## Work instruction
Transcribe the listing from its top line through the line with "Problem. Apply uniaxial +4.0". Keep it exact, both ends included, and add nothing.

:::::

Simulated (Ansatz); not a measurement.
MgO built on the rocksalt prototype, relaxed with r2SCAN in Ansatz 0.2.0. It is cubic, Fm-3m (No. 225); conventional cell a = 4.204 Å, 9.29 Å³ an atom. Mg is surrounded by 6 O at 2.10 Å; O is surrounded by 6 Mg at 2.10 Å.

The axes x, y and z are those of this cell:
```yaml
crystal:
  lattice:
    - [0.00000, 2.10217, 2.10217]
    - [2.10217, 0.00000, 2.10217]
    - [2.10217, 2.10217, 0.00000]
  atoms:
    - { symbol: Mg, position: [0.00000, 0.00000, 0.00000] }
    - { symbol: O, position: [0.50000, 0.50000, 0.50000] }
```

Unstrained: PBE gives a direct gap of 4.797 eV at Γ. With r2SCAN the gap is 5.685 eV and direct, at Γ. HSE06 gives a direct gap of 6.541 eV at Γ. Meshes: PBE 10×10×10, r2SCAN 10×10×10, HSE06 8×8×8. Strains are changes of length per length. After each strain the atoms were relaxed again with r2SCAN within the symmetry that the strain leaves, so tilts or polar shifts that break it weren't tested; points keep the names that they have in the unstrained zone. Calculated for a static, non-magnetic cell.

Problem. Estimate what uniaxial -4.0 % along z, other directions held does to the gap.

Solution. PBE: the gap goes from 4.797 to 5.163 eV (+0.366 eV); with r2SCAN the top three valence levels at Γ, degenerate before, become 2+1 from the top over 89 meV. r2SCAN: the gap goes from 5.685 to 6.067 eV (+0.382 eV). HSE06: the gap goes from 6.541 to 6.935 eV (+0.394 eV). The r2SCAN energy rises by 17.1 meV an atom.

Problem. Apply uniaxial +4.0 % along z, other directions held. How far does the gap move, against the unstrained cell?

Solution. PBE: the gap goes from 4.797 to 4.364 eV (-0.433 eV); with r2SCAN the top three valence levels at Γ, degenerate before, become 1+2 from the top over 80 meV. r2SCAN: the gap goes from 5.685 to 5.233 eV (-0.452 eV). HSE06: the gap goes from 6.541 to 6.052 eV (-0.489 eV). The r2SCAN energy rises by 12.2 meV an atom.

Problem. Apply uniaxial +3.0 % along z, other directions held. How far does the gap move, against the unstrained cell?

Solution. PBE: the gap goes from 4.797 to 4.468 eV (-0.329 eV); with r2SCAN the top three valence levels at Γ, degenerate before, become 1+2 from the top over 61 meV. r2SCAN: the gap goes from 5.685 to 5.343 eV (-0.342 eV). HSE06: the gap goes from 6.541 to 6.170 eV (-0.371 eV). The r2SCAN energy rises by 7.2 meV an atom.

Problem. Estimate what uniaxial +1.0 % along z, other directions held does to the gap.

:::::

## Worked solution
Simulated (Ansatz); not a measurement.
MgO built on the rocksalt prototype, relaxed with r2SCAN in Ansatz 0.2.0. It is cubic, Fm-3m (No. 225); conventional cell a = 4.204 Å, 9.29 Å³ an atom. Mg is surrounded by 6 O at 2.10 Å; O is surrounded by 6 Mg at 2.10 Å.

The axes x, y and z are those of this cell:
```yaml
crystal:
  lattice:
    - [0.00000, 2.10217, 2.10217]
    - [2.10217, 0.00000, 2.10217]
    - [2.10217, 2.10217, 0.00000]
  atoms:
    - { symbol: Mg, position: [0.00000, 0.00000, 0.00000] }
    - { symbol: O, position: [0.50000, 0.50000, 0.50000] }
```

Unstrained: PBE gives a direct gap of 4.797 eV at Γ. With r2SCAN the gap is 5.685 eV and direct, at Γ. HSE06 gives a direct gap of 6.541 eV at Γ. Meshes: PBE 10×10×10, r2SCAN 10×10×10, HSE06 8×8×8. Strains are changes of length per length. After each strain the atoms were relaxed again with r2SCAN within the symmetry that the strain leaves, so tilts or polar shifts that break it weren't tested; points keep the names that they have in the unstrained zone. Calculated for a static, non-magnetic cell.

Problem. Estimate what uniaxial -4.0 % along z, other directions held does to the gap.

Solution. PBE: the gap goes from 4.797 to 5.163 eV (+0.366 eV); with r2SCAN the top three valence levels at Γ, degenerate before, become 2+1 from the top over 89 meV. r2SCAN: the gap goes from 5.685 to 6.067 eV (+0.382 eV). HSE06: the gap goes from 6.541 to 6.935 eV (+0.394 eV). The r2SCAN energy rises by 17.1 meV an atom.

Problem. Apply uniaxial +4.0 % along z, other directions held. How far does the gap move, against the unstrained cell?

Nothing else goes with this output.